Work item:
Copy every line below precisely, leaving nothing out.

+++

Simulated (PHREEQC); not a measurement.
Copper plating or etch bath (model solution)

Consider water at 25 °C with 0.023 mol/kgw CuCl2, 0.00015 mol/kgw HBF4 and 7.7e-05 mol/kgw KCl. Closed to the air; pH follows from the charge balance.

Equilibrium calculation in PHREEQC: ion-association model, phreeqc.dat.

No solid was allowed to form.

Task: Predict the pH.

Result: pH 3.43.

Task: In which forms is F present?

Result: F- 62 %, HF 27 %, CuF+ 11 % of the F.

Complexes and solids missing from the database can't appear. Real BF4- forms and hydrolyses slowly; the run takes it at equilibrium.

+++

Answer area:
Simulated (PHREEQC); not a measurement.
Copper plating or etch bath (model solution)

Consider water at 25 °C with 0.023 mol/kgw CuCl2, 0.00015 mol/kgw HBF4 and 7.7e-05 mol/kgw KCl. Closed to the air; pH follows from the charge balance.

Equilibrium calculation in PHREEQC: ion-association model, phreeqc.dat.

No solid was allowed to form.

Task: Predict the pH.

Result: pH 3.43.

Task: In which forms is F present?

Result: F- 62 %, HF 27 %, CuF+ 11 % of the F.

Complexes and solids missing from the database can't appear. Real BF4- forms and hydrolyses slowly; the run takes it at equilibrium.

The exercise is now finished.